→ WORK TASK:
Keep only the lines from the top of the listing through the one with "A nudged-elastic-band calculation", and reproduce them unaltered.

→ RECORDS SUPPLIED:
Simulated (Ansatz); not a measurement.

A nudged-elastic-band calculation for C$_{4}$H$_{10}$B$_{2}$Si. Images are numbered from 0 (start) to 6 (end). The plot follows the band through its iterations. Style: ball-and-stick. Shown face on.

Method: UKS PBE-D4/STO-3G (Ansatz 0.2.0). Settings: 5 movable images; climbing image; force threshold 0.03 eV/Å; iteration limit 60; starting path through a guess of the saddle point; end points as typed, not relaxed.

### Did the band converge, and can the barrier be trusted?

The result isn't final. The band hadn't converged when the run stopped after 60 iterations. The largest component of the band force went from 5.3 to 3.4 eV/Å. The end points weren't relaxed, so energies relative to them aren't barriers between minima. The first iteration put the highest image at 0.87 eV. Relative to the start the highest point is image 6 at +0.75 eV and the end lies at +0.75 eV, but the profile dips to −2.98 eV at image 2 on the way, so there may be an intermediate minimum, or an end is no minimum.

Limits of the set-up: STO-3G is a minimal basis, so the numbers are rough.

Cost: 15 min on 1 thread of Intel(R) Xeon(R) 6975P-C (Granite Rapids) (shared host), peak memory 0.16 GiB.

→ EXPECTED ANSWER:
Simulated (Ansatz); not a measurement.

A nudged-elastic-band calculation for C$_{4}$H$_{10}$B$_{2}$Si. Images are numbered from 0 (start) to 6 (end). The plot follows the band through its iterations. Style: ball-and-stick. Shown face on.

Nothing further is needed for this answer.